> **WORK TASK**
Your job is to write out each record precisely as it stands.

*** DATA RECORDS Section Begins ***

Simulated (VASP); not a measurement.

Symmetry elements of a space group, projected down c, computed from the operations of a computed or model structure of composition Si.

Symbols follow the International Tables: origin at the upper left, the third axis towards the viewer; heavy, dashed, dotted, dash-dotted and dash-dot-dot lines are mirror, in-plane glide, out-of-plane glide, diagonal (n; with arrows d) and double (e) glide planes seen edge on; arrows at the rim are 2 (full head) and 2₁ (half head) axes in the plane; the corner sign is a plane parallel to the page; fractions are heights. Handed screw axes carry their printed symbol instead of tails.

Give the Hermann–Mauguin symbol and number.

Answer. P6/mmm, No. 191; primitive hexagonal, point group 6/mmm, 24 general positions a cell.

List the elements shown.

*** DATA RECORDS Section Ends ***

> **WORKED SOLUTION**
Simulated (VASP); not a measurement.

Symmetry elements of a space group, projected down c, computed from the operations of a computed or model structure of composition Si.

Symbols follow the International Tables: origin at the upper left, the third axis towards the viewer; heavy, dashed, dotted, dash-dotted and dash-dot-dot lines are mirror, in-plane glide, out-of-plane glide, diagonal (n; with arrows d) and double (e) glide planes seen edge on; arrows at the rim are 2 (full head) and 2₁ (half head) axes in the plane; the corner sign is a plane parallel to the page; fractions are heights. Handed screw axes carry their printed symbol instead of tails.

Give the Hermann–Mauguin symbol and number.

Answer. P6/mmm, No. 191; primitive hexagonal, point group 6/mmm, 24 general positions a cell.

List the elements shown.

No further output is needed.